**MATERIAL SHOWN**.
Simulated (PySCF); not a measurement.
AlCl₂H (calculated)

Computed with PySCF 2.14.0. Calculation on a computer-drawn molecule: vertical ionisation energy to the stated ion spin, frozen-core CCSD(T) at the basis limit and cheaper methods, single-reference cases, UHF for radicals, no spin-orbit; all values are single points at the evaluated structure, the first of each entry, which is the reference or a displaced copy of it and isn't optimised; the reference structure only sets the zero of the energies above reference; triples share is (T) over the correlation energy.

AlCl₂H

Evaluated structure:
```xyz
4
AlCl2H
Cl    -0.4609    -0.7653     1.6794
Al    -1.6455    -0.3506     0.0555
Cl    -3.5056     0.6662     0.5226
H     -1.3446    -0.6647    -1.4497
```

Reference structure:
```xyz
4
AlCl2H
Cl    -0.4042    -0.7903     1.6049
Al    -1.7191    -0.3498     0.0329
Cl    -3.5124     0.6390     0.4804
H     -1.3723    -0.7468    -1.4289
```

**ACTIVITY**. Could you return the complete listing, word for word?

**ANSWER BOX**.
Simulated (PySCF); not a measurement.
AlCl₂H (calculated)

Computed with PySCF 2.14.0. Calculation on a computer-drawn molecule: vertical ionisation energy to the stated ion spin, frozen-core CCSD(T) at the basis limit and cheaper methods, single-reference cases, UHF for radicals, no spin-orbit; all values are single points at the evaluated structure, the first of each entry, which is the reference or a displaced copy of it and isn't optimised; the reference structure only sets the zero of the energies above reference; triples share is (T) over the correlation energy.

AlCl₂H

Evaluated structure:
```xyz
4
AlCl2H
Cl    -0.4609    -0.7653     1.6794
Al    -1.6455    -0.3506     0.0555
Cl    -3.5056     0.6662     0.5226
H     -1.3446    -0.6647    -1.4497
```

Reference structure:
```xyz
4
AlCl2H
Cl    -0.4042    -0.7903     1.6049
Al    -1.7191    -0.3498     0.0329
Cl    -3.5124     0.6390     0.4804
H     -1.3723    -0.7468    -1.4289
```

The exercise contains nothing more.